_Assigned task:_ Return every record exactly. Omit nothing.

= Beginning of Section =

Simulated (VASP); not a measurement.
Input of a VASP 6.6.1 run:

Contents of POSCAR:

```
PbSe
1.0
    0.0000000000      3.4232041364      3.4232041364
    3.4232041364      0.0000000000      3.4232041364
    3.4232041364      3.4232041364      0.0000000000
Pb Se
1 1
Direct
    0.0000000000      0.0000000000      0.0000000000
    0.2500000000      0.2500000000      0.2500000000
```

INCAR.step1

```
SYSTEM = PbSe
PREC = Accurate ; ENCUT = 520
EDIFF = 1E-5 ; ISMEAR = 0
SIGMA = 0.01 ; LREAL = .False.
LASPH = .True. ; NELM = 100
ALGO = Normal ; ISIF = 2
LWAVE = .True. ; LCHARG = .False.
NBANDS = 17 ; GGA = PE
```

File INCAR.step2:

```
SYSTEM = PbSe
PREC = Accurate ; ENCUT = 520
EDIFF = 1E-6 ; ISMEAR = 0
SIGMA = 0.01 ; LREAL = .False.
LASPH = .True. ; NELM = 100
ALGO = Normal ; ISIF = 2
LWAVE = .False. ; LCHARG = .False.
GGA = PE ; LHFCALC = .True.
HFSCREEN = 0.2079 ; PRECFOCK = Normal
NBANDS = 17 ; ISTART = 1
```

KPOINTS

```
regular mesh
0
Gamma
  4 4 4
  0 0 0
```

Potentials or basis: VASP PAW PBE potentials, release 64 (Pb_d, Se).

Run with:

= End of Section =

_Written response:_
Simulated (VASP); not a measurement.
Input of a VASP 6.6.1 run:

Contents of POSCAR:

```
PbSe
1.0
    0.0000000000      3.4232041364      3.4232041364
    3.4232041364      0.0000000000      3.4232041364
    3.4232041364      3.4232041364      0.0000000000
Pb Se
1 1
Direct
    0.0000000000      0.0000000000      0.0000000000
    0.2500000000      0.2500000000      0.2500000000
```

INCAR.step1

```
SYSTEM = PbSe
PREC = Accurate ; ENCUT = 520
EDIFF = 1E-5 ; ISMEAR = 0
SIGMA = 0.01 ; LREAL = .False.
LASPH = .True. ; NELM = 100
ALGO = Normal ; ISIF = 2
LWAVE = .True. ; LCHARG = .False.
NBANDS = 17 ; GGA = PE
```

File INCAR.step2:

```
SYSTEM = PbSe
PREC = Accurate ; ENCUT = 520
EDIFF = 1E-6 ; ISMEAR = 0
SIGMA = 0.01 ; LREAL = .False.
LASPH = .True. ; NELM = 100
ALGO = Normal ; ISIF = 2
LWAVE = .False. ; LCHARG = .False.
GGA = PE ; LHFCALC = .True.
HFSCREEN = 0.2079 ; PRECFOCK = Normal
NBANDS = 17 ; ISTART = 1
```

KPOINTS

```
regular mesh
0
Gamma
  4 4 4
  0 0 0
```

Potentials or basis: VASP PAW PBE potentials, release 64 (Pb_d, Se).

Run with:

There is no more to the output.